Extracted material:
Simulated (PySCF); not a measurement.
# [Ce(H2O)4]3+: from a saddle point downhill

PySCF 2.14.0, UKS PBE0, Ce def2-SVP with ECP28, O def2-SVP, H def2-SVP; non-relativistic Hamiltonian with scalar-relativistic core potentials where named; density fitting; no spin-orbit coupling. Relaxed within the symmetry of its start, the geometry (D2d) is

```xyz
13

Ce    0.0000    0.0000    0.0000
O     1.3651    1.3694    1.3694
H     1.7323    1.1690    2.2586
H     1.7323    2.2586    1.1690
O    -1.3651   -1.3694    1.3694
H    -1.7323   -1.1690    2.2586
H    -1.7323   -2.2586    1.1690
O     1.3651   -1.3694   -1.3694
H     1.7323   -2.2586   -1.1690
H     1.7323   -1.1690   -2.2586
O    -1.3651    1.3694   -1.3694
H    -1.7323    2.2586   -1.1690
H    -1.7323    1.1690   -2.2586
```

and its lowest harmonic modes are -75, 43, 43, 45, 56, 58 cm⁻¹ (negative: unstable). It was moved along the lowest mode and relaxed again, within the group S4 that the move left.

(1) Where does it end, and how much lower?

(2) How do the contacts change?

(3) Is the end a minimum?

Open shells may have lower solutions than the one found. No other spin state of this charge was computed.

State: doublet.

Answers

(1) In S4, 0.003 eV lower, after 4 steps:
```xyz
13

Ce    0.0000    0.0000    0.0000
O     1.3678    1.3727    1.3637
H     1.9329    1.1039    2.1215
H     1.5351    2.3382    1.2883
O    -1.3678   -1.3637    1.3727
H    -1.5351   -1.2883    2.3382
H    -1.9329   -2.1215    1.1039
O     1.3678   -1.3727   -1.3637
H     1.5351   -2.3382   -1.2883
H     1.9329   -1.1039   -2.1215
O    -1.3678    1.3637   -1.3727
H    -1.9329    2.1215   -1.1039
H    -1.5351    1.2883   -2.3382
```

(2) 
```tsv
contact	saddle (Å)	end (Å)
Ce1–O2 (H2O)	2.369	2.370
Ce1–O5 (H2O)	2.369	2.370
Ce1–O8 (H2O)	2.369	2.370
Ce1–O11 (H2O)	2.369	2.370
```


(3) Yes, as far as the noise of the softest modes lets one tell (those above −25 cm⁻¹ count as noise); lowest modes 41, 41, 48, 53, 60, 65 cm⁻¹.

Requirement: The answer must hold only the lines from the first line of the data through the line bearing "PySCF 2.14.0, UKS", returned exactly.

Your solution:
Simulated (PySCF); not a measurement.
# [Ce(H2O)4]3+: from a saddle point downhill

PySCF 2.14.0, UKS PBE0, Ce def2-SVP with ECP28, O def2-SVP, H def2-SVP; non-relativistic Hamiltonian with scalar-relativistic core potentials where named; density fitting; no spin-orbit coupling. Relaxed within the symmetry of its start, the geometry (D2d) is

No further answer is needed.